[[ RECORD EXTRACTS, beginning ]]

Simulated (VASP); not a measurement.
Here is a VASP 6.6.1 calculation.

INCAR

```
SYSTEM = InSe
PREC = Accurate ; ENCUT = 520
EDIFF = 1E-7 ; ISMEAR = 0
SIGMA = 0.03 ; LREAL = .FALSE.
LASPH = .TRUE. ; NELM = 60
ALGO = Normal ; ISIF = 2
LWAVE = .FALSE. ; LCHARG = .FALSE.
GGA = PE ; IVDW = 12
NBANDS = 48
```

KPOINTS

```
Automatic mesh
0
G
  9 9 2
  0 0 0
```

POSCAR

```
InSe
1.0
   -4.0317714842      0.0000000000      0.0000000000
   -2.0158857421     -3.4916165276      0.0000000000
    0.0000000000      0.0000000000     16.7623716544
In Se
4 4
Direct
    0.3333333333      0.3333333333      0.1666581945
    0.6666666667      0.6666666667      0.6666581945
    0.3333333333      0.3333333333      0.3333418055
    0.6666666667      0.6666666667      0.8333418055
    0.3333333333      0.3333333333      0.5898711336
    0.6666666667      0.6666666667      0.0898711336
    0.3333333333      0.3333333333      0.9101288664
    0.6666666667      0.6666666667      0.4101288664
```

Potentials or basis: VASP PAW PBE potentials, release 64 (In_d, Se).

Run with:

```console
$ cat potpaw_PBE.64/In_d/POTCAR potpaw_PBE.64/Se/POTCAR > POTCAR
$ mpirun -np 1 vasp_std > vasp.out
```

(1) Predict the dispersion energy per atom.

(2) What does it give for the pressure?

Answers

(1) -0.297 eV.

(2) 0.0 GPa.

[[ RECORD EXTRACTS, end ]]

** WORK TASK **
Restate word for word the entries above from the line with "(2) What does it give for the pressure?" through the line with "(1) -0.297 eV.", inclusive, leaving out everything else.

** PROBLEM SOLUTION **
(2) What does it give for the pressure?

Answers

(1) -0.297 eV.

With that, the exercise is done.